■ **Source material**:
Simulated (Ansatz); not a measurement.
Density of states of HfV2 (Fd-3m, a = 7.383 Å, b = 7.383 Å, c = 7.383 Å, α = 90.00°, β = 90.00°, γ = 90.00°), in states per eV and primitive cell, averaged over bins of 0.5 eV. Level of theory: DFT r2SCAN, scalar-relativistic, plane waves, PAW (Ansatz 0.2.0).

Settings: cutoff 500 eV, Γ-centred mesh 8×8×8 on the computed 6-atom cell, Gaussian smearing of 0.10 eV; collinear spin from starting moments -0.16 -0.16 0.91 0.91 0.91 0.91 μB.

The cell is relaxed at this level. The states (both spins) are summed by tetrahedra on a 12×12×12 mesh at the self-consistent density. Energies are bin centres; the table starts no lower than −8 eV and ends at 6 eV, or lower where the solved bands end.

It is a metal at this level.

■ **Exercise**: Reproduce the data in full, precisely as given.

■ **Task solution**:
Simulated (Ansatz); not a measurement.
Density of states of HfV2 (Fd-3m, a = 7.383 Å, b = 7.383 Å, c = 7.383 Å, α = 90.00°, β = 90.00°, γ = 90.00°), in states per eV and primitive cell, averaged over bins of 0.5 eV. Level of theory: DFT r2SCAN, scalar-relativistic, plane waves, PAW (Ansatz 0.2.0).

Settings: cutoff 500 eV, Γ-centred mesh 8×8×8 on the computed 6-atom cell, Gaussian smearing of 0.10 eV; collinear spin from starting moments -0.16 -0.16 0.91 0.91 0.91 0.91 μB.

The cell is relaxed at this level. The states (both spins) are summed by tetrahedra on a 12×12×12 mesh at the self-consistent density. Energies are bin centres; the table starts no lower than −8 eV and ends at 6 eV, or lower where the solved bands end.

It is a metal at this level.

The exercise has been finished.